******

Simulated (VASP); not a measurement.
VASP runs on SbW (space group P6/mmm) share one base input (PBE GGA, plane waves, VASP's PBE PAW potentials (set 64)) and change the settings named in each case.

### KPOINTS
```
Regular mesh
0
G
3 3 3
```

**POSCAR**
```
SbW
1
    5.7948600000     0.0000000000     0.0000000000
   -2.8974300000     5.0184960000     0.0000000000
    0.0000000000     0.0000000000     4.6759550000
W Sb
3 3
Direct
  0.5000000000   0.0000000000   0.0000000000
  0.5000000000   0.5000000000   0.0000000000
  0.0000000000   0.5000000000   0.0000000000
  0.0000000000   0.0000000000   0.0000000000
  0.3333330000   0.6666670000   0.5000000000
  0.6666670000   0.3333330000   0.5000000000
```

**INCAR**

******

Requirement. Each record above should be repeated exactly.

Response box.
Simulated (VASP); not a measurement.
VASP runs on SbW (space group P6/mmm) share one base input (PBE GGA, plane waves, VASP's PBE PAW potentials (set 64)) and change the settings named in each case.

### KPOINTS
```
Regular mesh
0
G
3 3 3
```

**POSCAR**
```
SbW
1
    5.7948600000     0.0000000000     0.0000000000
   -2.8974300000     5.0184960000     0.0000000000
    0.0000000000     0.0000000000     4.6759550000
W Sb
3 3
Direct
  0.5000000000   0.0000000000   0.0000000000
  0.5000000000   0.5000000000   0.0000000000
  0.0000000000   0.5000000000   0.0000000000
  0.0000000000   0.0000000000   0.0000000000
  0.3333330000   0.6666670000   0.5000000000
  0.6666670000   0.3333330000   0.5000000000
```

**INCAR**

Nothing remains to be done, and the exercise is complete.